→ INFORMATION
□ □ □ □

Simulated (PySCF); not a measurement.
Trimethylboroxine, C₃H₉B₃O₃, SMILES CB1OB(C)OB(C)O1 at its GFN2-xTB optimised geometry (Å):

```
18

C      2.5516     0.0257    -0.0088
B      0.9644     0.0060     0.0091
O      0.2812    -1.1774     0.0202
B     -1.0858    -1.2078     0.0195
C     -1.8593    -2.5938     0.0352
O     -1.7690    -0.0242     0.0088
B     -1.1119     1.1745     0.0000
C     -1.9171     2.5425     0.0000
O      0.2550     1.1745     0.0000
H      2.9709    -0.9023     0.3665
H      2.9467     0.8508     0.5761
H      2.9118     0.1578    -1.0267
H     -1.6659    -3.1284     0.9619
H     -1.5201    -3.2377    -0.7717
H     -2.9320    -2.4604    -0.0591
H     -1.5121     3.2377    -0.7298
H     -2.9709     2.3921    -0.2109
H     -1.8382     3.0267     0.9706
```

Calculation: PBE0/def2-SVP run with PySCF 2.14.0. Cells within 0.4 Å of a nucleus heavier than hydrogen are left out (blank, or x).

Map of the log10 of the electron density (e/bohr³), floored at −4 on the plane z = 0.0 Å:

□ □ □ □

The answer should repeat every line of the listing exactly.

→ RESPONSE
Simulated (PySCF); not a measurement.
Trimethylboroxine, C₃H₉B₃O₃, SMILES CB1OB(C)OB(C)O1 at its GFN2-xTB optimised geometry (Å):

```
18

C      2.5516     0.0257    -0.0088
B      0.9644     0.0060     0.0091
O      0.2812    -1.1774     0.0202
B     -1.0858    -1.2078     0.0195
C     -1.8593    -2.5938     0.0352
O     -1.7690    -0.0242     0.0088
B     -1.1119     1.1745     0.0000
C     -1.9171     2.5425     0.0000
O      0.2550     1.1745     0.0000
H      2.9709    -0.9023     0.3665
H      2.9467     0.8508     0.5761
H      2.9118     0.1578    -1.0267
H     -1.6659    -3.1284     0.9619
H     -1.5201    -3.2377    -0.7717
H     -2.9320    -2.4604    -0.0591
H     -1.5121     3.2377    -0.7298
H     -2.9709     2.3921    -0.2109
H     -1.8382     3.0267     0.9706
```

Calculation: PBE0/def2-SVP run with PySCF 2.14.0. Cells within 0.4 Å of a nucleus heavier than hydrogen are left out (blank, or x).

Map of the log10 of the electron density (e/bohr³), floored at −4 on the plane z = 0.0 Å:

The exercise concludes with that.